§ Required action
Your answer should be the exact lines of the data below from the one containing "D(Al) | D(Ni) |" through the one containing "0.05) × 10^-5 cm²/s |"; please include nothing else.

*** Opening Data provided ***

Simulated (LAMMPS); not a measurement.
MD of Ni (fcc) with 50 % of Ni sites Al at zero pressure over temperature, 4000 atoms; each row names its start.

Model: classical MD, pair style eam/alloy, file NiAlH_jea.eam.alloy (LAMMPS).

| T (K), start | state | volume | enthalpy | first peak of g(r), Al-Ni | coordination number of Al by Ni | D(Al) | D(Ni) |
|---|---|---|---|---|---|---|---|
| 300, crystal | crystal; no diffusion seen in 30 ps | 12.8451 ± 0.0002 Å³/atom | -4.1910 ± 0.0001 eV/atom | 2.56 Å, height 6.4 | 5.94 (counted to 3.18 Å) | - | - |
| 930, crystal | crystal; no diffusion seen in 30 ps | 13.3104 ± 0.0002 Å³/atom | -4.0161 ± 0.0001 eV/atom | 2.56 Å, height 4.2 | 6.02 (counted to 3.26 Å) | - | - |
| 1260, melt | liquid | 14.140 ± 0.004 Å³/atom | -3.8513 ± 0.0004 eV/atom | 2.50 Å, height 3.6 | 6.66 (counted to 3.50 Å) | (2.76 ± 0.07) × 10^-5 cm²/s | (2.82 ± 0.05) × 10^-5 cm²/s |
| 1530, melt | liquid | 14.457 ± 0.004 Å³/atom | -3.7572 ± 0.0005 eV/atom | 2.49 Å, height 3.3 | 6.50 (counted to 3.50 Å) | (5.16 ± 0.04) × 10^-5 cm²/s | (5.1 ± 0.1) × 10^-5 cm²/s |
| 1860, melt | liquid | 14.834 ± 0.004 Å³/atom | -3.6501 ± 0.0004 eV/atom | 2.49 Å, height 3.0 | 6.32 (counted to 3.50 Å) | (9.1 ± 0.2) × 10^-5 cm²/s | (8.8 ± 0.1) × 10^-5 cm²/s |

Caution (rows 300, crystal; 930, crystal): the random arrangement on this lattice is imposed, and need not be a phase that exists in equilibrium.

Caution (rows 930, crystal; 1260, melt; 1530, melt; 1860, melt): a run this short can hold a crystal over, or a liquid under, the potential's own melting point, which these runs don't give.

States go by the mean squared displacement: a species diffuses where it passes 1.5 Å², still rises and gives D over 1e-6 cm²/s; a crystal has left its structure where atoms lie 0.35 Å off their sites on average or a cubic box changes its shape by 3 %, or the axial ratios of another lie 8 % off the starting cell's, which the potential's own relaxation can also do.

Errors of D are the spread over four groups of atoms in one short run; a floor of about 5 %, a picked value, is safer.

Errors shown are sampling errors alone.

*** Closing Data provided ***

§ Response
| T (K), start | state | volume | enthalpy | first peak of g(r), Al-Ni | coordination number of Al by Ni | D(Al) | D(Ni) |
|---|---|---|---|---|---|---|---|
| 300, crystal | crystal; no diffusion seen in 30 ps | 12.8451 ± 0.0002 Å³/atom | -4.1910 ± 0.0001 eV/atom | 2.56 Å, height 6.4 | 5.94 (counted to 3.18 Å) | - | - |
| 930, crystal | crystal; no diffusion seen in 30 ps | 13.3104 ± 0.0002 Å³/atom | -4.0161 ± 0.0001 eV/atom | 2.56 Å, height 4.2 | 6.02 (counted to 3.26 Å) | - | - |
| 1260, melt | liquid | 14.140 ± 0.004 Å³/atom | -3.8513 ± 0.0004 eV/atom | 2.50 Å, height 3.6 | 6.66 (counted to 3.50 Å) | (2.76 ± 0.07) × 10^-5 cm²/s | (2.82 ± 0.05) × 10^-5 cm²/s |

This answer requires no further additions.